__REQUIREMENT__
What you give back should match the records word for word.

__DATA TO EXAMINE__
<<<<
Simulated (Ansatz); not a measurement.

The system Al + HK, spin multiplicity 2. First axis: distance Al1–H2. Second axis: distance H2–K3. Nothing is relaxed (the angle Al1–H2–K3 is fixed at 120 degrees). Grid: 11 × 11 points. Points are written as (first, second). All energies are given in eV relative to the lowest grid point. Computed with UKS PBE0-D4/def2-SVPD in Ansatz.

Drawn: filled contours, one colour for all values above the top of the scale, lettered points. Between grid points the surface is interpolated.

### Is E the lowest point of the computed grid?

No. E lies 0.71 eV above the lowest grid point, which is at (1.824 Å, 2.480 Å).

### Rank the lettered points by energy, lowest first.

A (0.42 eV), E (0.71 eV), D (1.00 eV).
>>>>

__TASK RESULT__
Simulated (Ansatz); not a measurement.

The system Al + HK, spin multiplicity 2. First axis: distance Al1–H2. Second axis: distance H2–K3. Nothing is relaxed (the angle Al1–H2–K3 is fixed at 120 degrees). Grid: 11 × 11 points. Points are written as (first, second). All energies are given in eV relative to the lowest grid point. Computed with UKS PBE0-D4/def2-SVPD in Ansatz.

Drawn: filled contours, one colour for all values above the top of the scale, lettered points. Between grid points the surface is interpolated.

### Is E the lowest point of the computed grid?

No. E lies 0.71 eV above the lowest grid point, which is at (1.824 Å, 2.480 Å).

### Rank the lettered points by energy, lowest first.

A (0.42 eV), E (0.71 eV), D (1.00 eV).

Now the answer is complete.